• EXERCISE: Beginning at the top of the material, repeat each line exactly, and stop once the line with "These are HF/pcSseg-1" has been written.

= Beginning of Section =

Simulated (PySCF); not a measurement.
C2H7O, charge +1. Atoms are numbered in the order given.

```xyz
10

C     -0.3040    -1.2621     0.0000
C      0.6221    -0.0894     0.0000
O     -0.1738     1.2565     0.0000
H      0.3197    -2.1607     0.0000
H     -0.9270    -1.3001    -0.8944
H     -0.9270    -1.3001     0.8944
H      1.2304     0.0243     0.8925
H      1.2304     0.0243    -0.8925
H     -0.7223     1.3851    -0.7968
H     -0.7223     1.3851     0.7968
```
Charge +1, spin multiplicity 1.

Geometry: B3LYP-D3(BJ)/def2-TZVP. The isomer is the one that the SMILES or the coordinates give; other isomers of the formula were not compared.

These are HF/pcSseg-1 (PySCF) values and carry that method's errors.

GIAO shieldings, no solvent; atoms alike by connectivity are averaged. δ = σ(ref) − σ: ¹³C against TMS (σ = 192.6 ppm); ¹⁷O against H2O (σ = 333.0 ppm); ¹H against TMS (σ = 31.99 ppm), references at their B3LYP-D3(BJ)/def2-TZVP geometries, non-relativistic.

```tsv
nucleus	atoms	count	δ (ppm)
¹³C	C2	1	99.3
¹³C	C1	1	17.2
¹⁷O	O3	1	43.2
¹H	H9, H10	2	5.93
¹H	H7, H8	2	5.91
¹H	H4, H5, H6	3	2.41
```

= End of Section =

• EXPECTED ANSWER:
Simulated (PySCF); not a measurement.
C2H7O, charge +1. Atoms are numbered in the order given.

```xyz
10

C     -0.3040    -1.2621     0.0000
C      0.6221    -0.0894     0.0000
O     -0.1738     1.2565     0.0000
H      0.3197    -2.1607     0.0000
H     -0.9270    -1.3001    -0.8944
H     -0.9270    -1.3001     0.8944
H      1.2304     0.0243     0.8925
H      1.2304     0.0243    -0.8925
H     -0.7223     1.3851    -0.7968
H     -0.7223     1.3851     0.7968
```
Charge +1, spin multiplicity 1.

Geometry: B3LYP-D3(BJ)/def2-TZVP. The isomer is the one that the SMILES or the coordinates give; other isomers of the formula were not compared.

These are HF/pcSseg-1 (PySCF) values and carry that method's errors.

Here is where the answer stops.